◆ **Provided information**
*** Begin section ***

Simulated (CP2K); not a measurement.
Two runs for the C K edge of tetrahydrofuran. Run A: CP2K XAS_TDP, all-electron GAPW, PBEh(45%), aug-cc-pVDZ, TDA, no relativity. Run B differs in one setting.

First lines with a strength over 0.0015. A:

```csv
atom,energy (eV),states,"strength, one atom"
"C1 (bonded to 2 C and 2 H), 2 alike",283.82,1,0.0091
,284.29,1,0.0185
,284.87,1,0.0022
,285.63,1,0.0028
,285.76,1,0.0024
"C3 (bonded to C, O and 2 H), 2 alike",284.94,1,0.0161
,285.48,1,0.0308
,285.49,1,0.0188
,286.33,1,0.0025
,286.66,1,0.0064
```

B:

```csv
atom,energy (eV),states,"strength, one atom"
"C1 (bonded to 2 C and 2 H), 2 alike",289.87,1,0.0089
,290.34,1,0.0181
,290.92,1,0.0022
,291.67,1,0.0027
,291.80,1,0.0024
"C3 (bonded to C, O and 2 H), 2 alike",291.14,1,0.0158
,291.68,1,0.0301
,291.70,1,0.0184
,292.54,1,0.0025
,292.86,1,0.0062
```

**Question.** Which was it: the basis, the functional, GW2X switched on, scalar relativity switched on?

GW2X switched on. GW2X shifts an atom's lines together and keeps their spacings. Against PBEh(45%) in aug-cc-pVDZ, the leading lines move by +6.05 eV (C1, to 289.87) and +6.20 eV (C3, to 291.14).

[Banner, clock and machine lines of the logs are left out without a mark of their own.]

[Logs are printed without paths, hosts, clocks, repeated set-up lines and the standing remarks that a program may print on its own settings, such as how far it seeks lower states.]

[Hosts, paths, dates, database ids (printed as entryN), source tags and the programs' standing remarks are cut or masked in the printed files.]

*** End section ***

◆ **Activity**
Copy out the listing above, line by line and exactly, from its first line to the line holding "[Logs are printed", inclusive.

◆ **Solution**
Simulated (CP2K); not a measurement.
Two runs for the C K edge of tetrahydrofuran. Run A: CP2K XAS_TDP, all-electron GAPW, PBEh(45%), aug-cc-pVDZ, TDA, no relativity. Run B differs in one setting.

First lines with a strength over 0.0015. A:

```csv
atom,energy (eV),states,"strength, one atom"
"C1 (bonded to 2 C and 2 H), 2 alike",283.82,1,0.0091
,284.29,1,0.0185
,284.87,1,0.0022
,285.63,1,0.0028
,285.76,1,0.0024
"C3 (bonded to C, O and 2 H), 2 alike",284.94,1,0.0161
,285.48,1,0.0308
,285.49,1,0.0188
,286.33,1,0.0025
,286.66,1,0.0064
```

B:

```csv
atom,energy (eV),states,"strength, one atom"
"C1 (bonded to 2 C and 2 H), 2 alike",289.87,1,0.0089
,290.34,1,0.0181
,290.92,1,0.0022
,291.67,1,0.0027
,291.80,1,0.0024
"C3 (bonded to C, O and 2 H), 2 alike",291.14,1,0.0158
,291.68,1,0.0301
,291.70,1,0.0184
,292.54,1,0.0025
,292.86,1,0.0062
```

**Question.** Which was it: the basis, the functional, GW2X switched on, scalar relativity switched on?

GW2X switched on. GW2X shifts an atom's lines together and keeps their spacings. Against PBEh(45%) in aug-cc-pVDZ, the leading lines move by +6.05 eV (C1, to 289.87) and +6.20 eV (C3, to 291.14).

[Banner, clock and machine lines of the logs are left out without a mark of their own.]

[Logs are printed without paths, hosts, clocks, repeated set-up lines and the standing remarks that a program may print on its own settings, such as how far it seeks lower states.]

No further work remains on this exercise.